Brief
Everything from the first line of the entries through the line containing "A: Over 31 steps" is to be retyped exactly, and nothing beyond it.

#####

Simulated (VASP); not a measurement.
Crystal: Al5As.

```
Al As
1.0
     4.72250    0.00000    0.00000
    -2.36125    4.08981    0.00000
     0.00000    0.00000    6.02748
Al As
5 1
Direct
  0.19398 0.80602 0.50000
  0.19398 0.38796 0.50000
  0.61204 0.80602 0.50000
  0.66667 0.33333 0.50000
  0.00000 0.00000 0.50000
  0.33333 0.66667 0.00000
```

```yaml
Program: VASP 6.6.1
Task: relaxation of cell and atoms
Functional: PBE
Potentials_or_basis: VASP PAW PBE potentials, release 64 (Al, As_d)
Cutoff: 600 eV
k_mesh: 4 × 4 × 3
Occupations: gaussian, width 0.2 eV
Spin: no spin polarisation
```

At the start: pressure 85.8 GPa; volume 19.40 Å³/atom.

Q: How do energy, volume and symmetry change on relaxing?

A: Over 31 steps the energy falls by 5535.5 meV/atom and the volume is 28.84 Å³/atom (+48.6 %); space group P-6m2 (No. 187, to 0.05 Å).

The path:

#####

Task result
Simulated (VASP); not a measurement.
Crystal: Al5As.

```
Al As
1.0
     4.72250    0.00000    0.00000
    -2.36125    4.08981    0.00000
     0.00000    0.00000    6.02748
Al As
5 1
Direct
  0.19398 0.80602 0.50000
  0.19398 0.38796 0.50000
  0.61204 0.80602 0.50000
  0.66667 0.33333 0.50000
  0.00000 0.00000 0.50000
  0.33333 0.66667 0.00000
```

```yaml
Program: VASP 6.6.1
Task: relaxation of cell and atoms
Functional: PBE
Potentials_or_basis: VASP PAW PBE potentials, release 64 (Al, As_d)
Cutoff: 600 eV
k_mesh: 4 × 4 × 3
Occupations: gaussian, width 0.2 eV
Spin: no spin polarisation
```

At the start: pressure 85.8 GPa; volume 19.40 Å³/atom.

Q: How do energy, volume and symmetry change on relaxing?

A: Over 31 steps the energy falls by 5535.5 meV/atom and the volume is 28.84 Å³/atom (+48.6 %); space group P-6m2 (No. 187, to 0.05 Å).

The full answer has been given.